◆ **Requirement**
Write the full listing out again, keeping every line exactly as it is.

* * * *
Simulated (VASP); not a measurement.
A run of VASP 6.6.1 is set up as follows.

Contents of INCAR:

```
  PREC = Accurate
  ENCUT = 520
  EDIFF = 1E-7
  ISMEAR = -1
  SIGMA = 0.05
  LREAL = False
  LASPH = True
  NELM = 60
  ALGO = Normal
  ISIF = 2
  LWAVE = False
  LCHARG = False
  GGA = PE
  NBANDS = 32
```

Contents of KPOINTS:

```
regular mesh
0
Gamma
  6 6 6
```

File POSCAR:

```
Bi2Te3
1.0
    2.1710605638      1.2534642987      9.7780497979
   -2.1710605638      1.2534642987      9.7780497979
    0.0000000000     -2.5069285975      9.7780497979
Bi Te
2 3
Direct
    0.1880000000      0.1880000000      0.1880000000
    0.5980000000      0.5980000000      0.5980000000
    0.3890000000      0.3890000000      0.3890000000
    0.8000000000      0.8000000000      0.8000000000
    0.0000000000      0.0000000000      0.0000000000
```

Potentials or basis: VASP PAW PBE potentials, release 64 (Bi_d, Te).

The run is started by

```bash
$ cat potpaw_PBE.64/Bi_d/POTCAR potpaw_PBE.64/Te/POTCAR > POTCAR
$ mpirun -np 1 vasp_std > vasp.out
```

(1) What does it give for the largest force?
* * * *

◆ **Task response**
Simulated (VASP); not a measurement.
A run of VASP 6.6.1 is set up as follows.

Contents of INCAR:

```
  PREC = Accurate
  ENCUT = 520
  EDIFF = 1E-7
  ISMEAR = -1
  SIGMA = 0.05
  LREAL = False
  LASPH = True
  NELM = 60
  ALGO = Normal
  ISIF = 2
  LWAVE = False
  LCHARG = False
  GGA = PE
  NBANDS = 32
```

Contents of KPOINTS:

```
regular mesh
0
Gamma
  6 6 6
```

File POSCAR:

```
Bi2Te3
1.0
    2.1710605638      1.2534642987      9.7780497979
   -2.1710605638      1.2534642987      9.7780497979
    0.0000000000     -2.5069285975      9.7780497979
Bi Te
2 3
Direct
    0.1880000000      0.1880000000      0.1880000000
    0.5980000000      0.5980000000      0.5980000000
    0.3890000000      0.3890000000      0.3890000000
    0.8000000000      0.8000000000      0.8000000000
    0.0000000000      0.0000000000      0.0000000000
```

Potentials or basis: VASP PAW PBE potentials, release 64 (Bi_d, Te).

The run is started by

```bash
$ cat potpaw_PBE.64/Bi_d/POTCAR potpaw_PBE.64/Te/POTCAR > POTCAR
$ mpirun -np 1 vasp_std > vasp.out
```

(1) What does it give for the largest force?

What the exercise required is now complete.